WORK ITEM: Reproduce this listing from its first line through the line with "to 0.05 Å).", inclusive, leaving out all that follows.

* * * *

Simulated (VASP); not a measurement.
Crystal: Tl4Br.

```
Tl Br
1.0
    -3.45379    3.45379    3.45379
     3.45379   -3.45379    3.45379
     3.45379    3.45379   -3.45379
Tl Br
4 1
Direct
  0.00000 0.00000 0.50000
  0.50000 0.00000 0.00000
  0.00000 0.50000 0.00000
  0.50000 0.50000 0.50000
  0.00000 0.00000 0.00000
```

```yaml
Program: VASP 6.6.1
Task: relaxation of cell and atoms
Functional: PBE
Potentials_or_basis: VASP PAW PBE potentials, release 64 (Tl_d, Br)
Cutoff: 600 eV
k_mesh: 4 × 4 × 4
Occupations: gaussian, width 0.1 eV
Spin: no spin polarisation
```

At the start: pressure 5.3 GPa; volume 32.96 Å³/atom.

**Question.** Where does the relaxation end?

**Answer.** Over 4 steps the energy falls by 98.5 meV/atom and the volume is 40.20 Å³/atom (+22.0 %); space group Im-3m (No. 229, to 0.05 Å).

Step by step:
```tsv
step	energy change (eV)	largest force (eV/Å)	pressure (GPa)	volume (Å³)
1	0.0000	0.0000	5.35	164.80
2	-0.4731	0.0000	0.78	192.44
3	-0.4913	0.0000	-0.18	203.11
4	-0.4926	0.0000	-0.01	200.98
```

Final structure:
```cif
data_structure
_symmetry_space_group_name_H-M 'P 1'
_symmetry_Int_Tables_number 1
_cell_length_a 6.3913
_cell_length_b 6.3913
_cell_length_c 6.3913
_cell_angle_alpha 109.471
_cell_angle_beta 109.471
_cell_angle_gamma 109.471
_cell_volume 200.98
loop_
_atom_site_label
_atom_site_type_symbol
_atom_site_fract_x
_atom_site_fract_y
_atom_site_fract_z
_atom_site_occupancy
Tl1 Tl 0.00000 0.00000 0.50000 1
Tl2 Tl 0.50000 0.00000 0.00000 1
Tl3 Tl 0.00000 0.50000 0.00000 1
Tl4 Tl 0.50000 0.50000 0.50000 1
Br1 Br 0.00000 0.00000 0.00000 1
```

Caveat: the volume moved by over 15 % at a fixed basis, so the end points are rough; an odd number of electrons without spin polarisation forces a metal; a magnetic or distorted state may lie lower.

* * * *

PROBLEM SOLUTION:
Simulated (VASP); not a measurement.
Crystal: Tl4Br.

```
Tl Br
1.0
    -3.45379    3.45379    3.45379
     3.45379   -3.45379    3.45379
     3.45379    3.45379   -3.45379
Tl Br
4 1
Direct
  0.00000 0.00000 0.50000
  0.50000 0.00000 0.00000
  0.00000 0.50000 0.00000
  0.50000 0.50000 0.50000
  0.00000 0.00000 0.00000
```

```yaml
Program: VASP 6.6.1
Task: relaxation of cell and atoms
Functional: PBE
Potentials_or_basis: VASP PAW PBE potentials, release 64 (Tl_d, Br)
Cutoff: 600 eV
k_mesh: 4 × 4 × 4
Occupations: gaussian, width 0.1 eV
Spin: no spin polarisation
```

At the start: pressure 5.3 GPa; volume 32.96 Å³/atom.

**Question.** Where does the relaxation end?

**Answer.** Over 4 steps the energy falls by 98.5 meV/atom and the volume is 40.20 Å³/atom (+22.0 %); space group Im-3m (No. 229, to 0.05 Å).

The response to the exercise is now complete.